## Work instruction
Please print the data again exactly as given.

## Given records
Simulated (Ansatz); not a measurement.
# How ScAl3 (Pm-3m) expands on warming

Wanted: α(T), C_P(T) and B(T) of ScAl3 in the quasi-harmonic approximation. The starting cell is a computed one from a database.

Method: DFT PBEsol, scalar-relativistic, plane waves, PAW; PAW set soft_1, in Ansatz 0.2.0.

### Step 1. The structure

## Task solution
Simulated (Ansatz); not a measurement.
# How ScAl3 (Pm-3m) expands on warming

Wanted: α(T), C_P(T) and B(T) of ScAl3 in the quasi-harmonic approximation. The starting cell is a computed one from a database.

Method: DFT PBEsol, scalar-relativistic, plane waves, PAW; PAW set soft_1, in Ansatz 0.2.0.

### Step 1. The structure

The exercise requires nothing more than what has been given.